> Data for analysis:
^^^^^^^^^^^^^^^^
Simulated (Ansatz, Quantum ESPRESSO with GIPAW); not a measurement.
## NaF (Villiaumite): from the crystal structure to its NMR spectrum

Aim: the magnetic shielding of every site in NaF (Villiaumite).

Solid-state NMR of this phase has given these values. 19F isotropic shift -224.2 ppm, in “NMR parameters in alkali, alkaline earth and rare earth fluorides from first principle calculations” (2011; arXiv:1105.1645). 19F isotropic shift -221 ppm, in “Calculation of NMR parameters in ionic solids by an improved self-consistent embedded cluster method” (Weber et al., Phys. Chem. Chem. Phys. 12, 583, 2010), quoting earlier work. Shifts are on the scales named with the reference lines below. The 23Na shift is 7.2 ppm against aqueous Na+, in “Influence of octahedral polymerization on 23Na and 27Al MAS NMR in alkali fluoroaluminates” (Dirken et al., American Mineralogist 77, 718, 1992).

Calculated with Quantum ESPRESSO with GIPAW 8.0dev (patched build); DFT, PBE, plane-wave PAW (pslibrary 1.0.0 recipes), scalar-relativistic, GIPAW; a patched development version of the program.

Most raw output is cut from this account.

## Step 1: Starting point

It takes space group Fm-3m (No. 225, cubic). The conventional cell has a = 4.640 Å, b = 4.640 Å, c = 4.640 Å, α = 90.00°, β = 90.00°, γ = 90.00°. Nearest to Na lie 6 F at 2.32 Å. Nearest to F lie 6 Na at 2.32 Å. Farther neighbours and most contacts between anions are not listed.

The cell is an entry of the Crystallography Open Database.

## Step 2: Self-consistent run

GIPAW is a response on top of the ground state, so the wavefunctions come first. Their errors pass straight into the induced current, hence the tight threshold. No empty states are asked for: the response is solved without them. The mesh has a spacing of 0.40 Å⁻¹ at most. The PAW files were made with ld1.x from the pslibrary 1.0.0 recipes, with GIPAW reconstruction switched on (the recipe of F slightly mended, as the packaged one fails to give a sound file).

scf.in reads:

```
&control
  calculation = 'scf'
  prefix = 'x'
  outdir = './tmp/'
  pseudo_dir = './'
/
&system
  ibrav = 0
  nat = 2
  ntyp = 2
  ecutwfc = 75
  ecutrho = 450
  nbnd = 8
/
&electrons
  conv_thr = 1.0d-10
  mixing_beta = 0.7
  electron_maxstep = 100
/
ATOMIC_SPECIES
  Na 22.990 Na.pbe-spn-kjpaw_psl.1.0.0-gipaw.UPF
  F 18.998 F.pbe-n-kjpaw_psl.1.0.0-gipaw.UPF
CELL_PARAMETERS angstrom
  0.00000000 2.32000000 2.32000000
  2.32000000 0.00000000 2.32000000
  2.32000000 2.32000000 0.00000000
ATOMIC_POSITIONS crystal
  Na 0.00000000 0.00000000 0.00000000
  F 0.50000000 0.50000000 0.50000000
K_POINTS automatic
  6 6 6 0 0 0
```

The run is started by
^^^^^^^^^^^^^^^^

> Exercise: Extract, please, the lines from the start of the entries above through the one with "Aim: the magnetic", both included, reproducing each exactly and adding nothing.

> Task result:
Simulated (Ansatz, Quantum ESPRESSO with GIPAW); not a measurement.
## NaF (Villiaumite): from the crystal structure to its NMR spectrum

Aim: the magnetic shielding of every site in NaF (Villiaumite).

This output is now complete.